WORK TASK:
Could you return the lines below exactly, from the first line up to and including the line that holds "These numbers are"?

+++ RECORD EXTRACTS

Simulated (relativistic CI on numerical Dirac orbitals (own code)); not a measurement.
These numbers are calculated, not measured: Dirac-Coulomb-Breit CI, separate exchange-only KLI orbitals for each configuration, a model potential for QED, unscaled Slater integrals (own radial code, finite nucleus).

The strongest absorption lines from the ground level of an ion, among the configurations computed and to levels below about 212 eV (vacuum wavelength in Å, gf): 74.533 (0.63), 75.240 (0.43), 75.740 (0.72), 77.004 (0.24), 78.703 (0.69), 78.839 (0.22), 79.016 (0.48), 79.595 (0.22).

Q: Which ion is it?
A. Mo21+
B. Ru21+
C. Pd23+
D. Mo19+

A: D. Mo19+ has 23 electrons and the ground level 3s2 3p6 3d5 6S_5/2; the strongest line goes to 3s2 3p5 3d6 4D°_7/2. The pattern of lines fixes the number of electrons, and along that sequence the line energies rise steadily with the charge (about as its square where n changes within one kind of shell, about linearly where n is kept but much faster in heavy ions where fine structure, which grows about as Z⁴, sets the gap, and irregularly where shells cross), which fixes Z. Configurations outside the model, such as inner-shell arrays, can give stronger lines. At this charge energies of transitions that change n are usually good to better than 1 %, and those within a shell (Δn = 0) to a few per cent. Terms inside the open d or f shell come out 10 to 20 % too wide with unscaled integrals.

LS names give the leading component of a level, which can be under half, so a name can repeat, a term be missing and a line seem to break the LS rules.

++++++

ANSWER AREA:
Simulated (relativistic CI on numerical Dirac orbitals (own code)); not a measurement.
These numbers are calculated, not measured: Dirac-Coulomb-Breit CI, separate exchange-only KLI orbitals for each configuration, a model potential for QED, unscaled Slater integrals (own radial code, finite nucleus).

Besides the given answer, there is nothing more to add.